Segment Start: Data under study

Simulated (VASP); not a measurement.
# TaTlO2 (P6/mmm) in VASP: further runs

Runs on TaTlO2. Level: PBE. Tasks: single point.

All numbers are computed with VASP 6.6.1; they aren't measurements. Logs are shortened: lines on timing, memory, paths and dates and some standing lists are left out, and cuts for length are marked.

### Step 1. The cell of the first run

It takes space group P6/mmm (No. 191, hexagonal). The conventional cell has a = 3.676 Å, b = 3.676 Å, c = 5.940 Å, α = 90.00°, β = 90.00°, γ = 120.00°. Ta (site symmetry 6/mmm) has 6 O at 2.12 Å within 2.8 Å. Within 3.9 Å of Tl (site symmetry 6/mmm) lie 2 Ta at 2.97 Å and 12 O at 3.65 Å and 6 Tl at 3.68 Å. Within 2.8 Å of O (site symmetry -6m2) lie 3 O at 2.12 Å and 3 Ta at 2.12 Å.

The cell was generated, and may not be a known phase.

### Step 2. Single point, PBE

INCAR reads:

Segment End: Data under study

## Task item
Repeat each entry above exactly as it appears.

## Response area
Simulated (VASP); not a measurement.
# TaTlO2 (P6/mmm) in VASP: further runs

Runs on TaTlO2. Level: PBE. Tasks: single point.

All numbers are computed with VASP 6.6.1; they aren't measurements. Logs are shortened: lines on timing, memory, paths and dates and some standing lists are left out, and cuts for length are marked.

### Step 1. The cell of the first run

It takes space group P6/mmm (No. 191, hexagonal). The conventional cell has a = 3.676 Å, b = 3.676 Å, c = 5.940 Å, α = 90.00°, β = 90.00°, γ = 120.00°. Ta (site symmetry 6/mmm) has 6 O at 2.12 Å within 2.8 Å. Within 3.9 Å of Tl (site symmetry 6/mmm) lie 2 Ta at 2.97 Å and 12 O at 3.65 Å and 6 Tl at 3.68 Å. Within 2.8 Å of O (site symmetry -6m2) lie 3 O at 2.12 Å and 3 Ta at 2.12 Å.

The cell was generated, and may not be a known phase.

### Step 2. Single point, PBE

INCAR reads:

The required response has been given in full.